**Extracted entries:**
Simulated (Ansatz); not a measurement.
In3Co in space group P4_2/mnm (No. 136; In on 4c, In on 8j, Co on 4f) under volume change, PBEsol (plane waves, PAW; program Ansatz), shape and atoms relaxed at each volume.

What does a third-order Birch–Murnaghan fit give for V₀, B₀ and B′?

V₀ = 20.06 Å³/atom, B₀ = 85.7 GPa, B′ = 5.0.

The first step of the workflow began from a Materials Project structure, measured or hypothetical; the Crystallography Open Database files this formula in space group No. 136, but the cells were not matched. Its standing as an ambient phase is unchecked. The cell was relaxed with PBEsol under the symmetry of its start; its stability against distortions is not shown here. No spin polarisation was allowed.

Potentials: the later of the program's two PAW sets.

**Assignment:**
Quote exactly the first line of the data and every line after it through the one holding "V₀ = 20.06 Å³/atom, B₀ = 85.7 GPa, B′ = 5.0.".

**Exercise answer:**
Simulated (Ansatz); not a measurement.
In3Co in space group P4_2/mnm (No. 136; In on 4c, In on 8j, Co on 4f) under volume change, PBEsol (plane waves, PAW; program Ansatz), shape and atoms relaxed at each volume.

What does a third-order Birch–Murnaghan fit give for V₀, B₀ and B′?

V₀ = 20.06 Å³/atom, B₀ = 85.7 GPa, B′ = 5.0.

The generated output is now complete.